+--
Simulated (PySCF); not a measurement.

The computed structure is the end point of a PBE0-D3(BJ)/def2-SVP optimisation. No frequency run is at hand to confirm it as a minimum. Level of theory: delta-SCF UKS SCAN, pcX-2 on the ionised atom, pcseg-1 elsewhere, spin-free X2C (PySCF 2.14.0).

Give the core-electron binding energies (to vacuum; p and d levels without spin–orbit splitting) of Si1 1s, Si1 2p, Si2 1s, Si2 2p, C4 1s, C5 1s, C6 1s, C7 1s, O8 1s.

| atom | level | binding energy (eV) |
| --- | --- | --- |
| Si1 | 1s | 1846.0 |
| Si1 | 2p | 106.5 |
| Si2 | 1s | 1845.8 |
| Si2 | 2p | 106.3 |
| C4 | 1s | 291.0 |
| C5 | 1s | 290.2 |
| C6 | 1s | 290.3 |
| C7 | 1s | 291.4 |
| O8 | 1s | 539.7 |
+--

ACTION ITEM — From the first line of the listing above to the line with "1s | 291.4 |", please transcribe each line exactly, both ends included, and nothing beyond that.

PROBLEM SOLUTION —
Simulated (PySCF); not a measurement.

The computed structure is the end point of a PBE0-D3(BJ)/def2-SVP optimisation. No frequency run is at hand to confirm it as a minimum. Level of theory: delta-SCF UKS SCAN, pcX-2 on the ionised atom, pcseg-1 elsewhere, spin-free X2C (PySCF 2.14.0).

Give the core-electron binding energies (to vacuum; p and d levels without spin–orbit splitting) of Si1 1s, Si1 2p, Si2 1s, Si2 2p, C4 1s, C5 1s, C6 1s, C7 1s, O8 1s.

| atom | level | binding energy (eV) |
| --- | --- | --- |
| Si1 | 1s | 1846.0 |
| Si1 | 2p | 106.5 |
| Si2 | 1s | 1845.8 |
| Si2 | 2p | 106.3 |
| C4 | 1s | 291.0 |
| C5 | 1s | 290.2 |
| C6 | 1s | 290.3 |
| C7 | 1s | 291.4 |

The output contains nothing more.